WORK REQUEST.
Transcribe every record exactly as it appears.

^^^^^^^^

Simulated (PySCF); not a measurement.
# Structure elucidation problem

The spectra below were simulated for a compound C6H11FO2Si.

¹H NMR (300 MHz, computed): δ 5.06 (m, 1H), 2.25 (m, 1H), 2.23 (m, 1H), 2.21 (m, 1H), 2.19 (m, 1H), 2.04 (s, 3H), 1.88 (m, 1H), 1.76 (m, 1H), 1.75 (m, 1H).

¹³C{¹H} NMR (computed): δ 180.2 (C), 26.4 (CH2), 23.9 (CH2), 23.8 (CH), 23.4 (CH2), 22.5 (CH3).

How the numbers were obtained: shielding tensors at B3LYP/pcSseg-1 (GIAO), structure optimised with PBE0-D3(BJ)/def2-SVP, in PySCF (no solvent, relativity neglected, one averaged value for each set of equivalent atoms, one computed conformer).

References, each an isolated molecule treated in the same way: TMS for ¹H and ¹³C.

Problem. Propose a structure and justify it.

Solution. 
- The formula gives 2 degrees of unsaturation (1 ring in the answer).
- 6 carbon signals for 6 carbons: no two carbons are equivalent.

^^^^^^^^

EXERCISE OUTPUT.
Simulated (PySCF); not a measurement.
# Structure elucidation problem

The spectra below were simulated for a compound C6H11FO2Si.

¹H NMR (300 MHz, computed): δ 5.06 (m, 1H), 2.25 (m, 1H), 2.23 (m, 1H), 2.21 (m, 1H), 2.19 (m, 1H), 2.04 (s, 3H), 1.88 (m, 1H), 1.76 (m, 1H), 1.75 (m, 1H).

¹³C{¹H} NMR (computed): δ 180.2 (C), 26.4 (CH2), 23.9 (CH2), 23.8 (CH), 23.4 (CH2), 22.5 (CH3).

How the numbers were obtained: shielding tensors at B3LYP/pcSseg-1 (GIAO), structure optimised with PBE0-D3(BJ)/def2-SVP, in PySCF (no solvent, relativity neglected, one averaged value for each set of equivalent atoms, one computed conformer).

References, each an isolated molecule treated in the same way: TMS for ¹H and ¹³C.

Problem. Propose a structure and justify it.

Solution. 
- The formula gives 2 degrees of unsaturation (1 ring in the answer).
- 6 carbon signals for 6 carbons: no two carbons are equivalent.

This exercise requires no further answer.